• Action item:
Transcribe the listing word for word. Begin at its first line and end with the line containing "Problem. Estimate the".

• Entries supplied:
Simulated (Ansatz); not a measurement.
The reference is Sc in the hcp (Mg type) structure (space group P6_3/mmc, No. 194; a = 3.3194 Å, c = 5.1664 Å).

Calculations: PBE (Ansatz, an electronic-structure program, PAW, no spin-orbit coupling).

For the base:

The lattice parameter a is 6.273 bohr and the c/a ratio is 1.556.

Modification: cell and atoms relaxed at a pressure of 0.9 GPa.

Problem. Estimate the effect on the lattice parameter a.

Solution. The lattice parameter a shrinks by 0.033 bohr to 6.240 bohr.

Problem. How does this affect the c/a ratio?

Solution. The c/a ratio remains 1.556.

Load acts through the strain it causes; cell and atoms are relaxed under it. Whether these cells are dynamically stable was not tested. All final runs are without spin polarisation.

• Task result:
Simulated (Ansatz); not a measurement.
The reference is Sc in the hcp (Mg type) structure (space group P6_3/mmc, No. 194; a = 3.3194 Å, c = 5.1664 Å).

Calculations: PBE (Ansatz, an electronic-structure program, PAW, no spin-orbit coupling).

For the base:

The lattice parameter a is 6.273 bohr and the c/a ratio is 1.556.

Modification: cell and atoms relaxed at a pressure of 0.9 GPa.

Problem. Estimate the effect on the lattice parameter a.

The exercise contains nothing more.